Activity - Two lines in the listing below mark the span: one contains "Task: Which values does VASP return?" and one contains "VASP's potentials were". Reproduce both of them and everything between, exactly.

Record set -
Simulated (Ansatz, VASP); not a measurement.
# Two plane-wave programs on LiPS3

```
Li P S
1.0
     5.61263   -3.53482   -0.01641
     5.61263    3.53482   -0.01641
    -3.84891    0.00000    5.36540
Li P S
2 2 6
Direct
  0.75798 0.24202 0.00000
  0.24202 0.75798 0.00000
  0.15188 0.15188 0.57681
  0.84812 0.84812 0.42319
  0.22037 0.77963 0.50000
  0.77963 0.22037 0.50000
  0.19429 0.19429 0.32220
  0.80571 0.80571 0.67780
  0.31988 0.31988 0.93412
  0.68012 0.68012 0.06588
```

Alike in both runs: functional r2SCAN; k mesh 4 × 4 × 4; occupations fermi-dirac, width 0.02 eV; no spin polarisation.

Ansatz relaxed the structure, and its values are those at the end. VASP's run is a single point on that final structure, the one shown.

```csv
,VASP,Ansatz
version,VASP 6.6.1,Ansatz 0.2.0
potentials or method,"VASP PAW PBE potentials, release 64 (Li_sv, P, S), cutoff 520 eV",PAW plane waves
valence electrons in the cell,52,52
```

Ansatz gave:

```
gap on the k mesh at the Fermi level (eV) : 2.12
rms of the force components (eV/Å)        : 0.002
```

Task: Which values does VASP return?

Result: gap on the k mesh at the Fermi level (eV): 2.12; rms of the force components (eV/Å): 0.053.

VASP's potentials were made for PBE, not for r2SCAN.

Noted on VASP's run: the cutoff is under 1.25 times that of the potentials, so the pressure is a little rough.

Your solution -
Task: Which values does VASP return?

Result: gap on the k mesh at the Fermi level (eV): 2.12; rms of the force components (eV/Å): 0.053.

VASP's potentials were made for PBE, not for r2SCAN.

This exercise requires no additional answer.